> [DATASET EXTRACT]
<<<<
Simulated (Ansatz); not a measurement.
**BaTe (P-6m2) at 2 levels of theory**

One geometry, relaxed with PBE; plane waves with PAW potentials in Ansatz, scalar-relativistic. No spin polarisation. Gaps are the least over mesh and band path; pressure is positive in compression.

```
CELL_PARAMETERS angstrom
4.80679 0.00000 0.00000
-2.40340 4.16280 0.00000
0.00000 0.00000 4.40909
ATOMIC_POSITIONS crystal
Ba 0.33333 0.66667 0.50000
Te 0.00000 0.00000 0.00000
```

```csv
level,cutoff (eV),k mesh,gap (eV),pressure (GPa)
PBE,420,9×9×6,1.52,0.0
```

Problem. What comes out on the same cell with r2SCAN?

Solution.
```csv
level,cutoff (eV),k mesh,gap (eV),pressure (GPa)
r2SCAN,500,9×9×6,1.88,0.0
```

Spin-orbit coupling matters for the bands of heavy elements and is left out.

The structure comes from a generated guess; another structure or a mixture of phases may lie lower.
>>>>

> [BRIEF] With no words changed, transcribe the records above.

> [WRITTEN RESPONSE]
Simulated (Ansatz); not a measurement.
**BaTe (P-6m2) at 2 levels of theory**

One geometry, relaxed with PBE; plane waves with PAW potentials in Ansatz, scalar-relativistic. No spin polarisation. Gaps are the least over mesh and band path; pressure is positive in compression.

```
CELL_PARAMETERS angstrom
4.80679 0.00000 0.00000
-2.40340 4.16280 0.00000
0.00000 0.00000 4.40909
ATOMIC_POSITIONS crystal
Ba 0.33333 0.66667 0.50000
Te 0.00000 0.00000 0.00000
```

```csv
level,cutoff (eV),k mesh,gap (eV),pressure (GPa)
PBE,420,9×9×6,1.52,0.0
```

Problem. What comes out on the same cell with r2SCAN?

Solution.
```csv
level,cutoff (eV),k mesh,gap (eV),pressure (GPa)
r2SCAN,500,9×9×6,1.88,0.0
```

Spin-orbit coupling matters for the bands of heavy elements and is left out.

The structure comes from a generated guess; another structure or a mixture of phases may lie lower.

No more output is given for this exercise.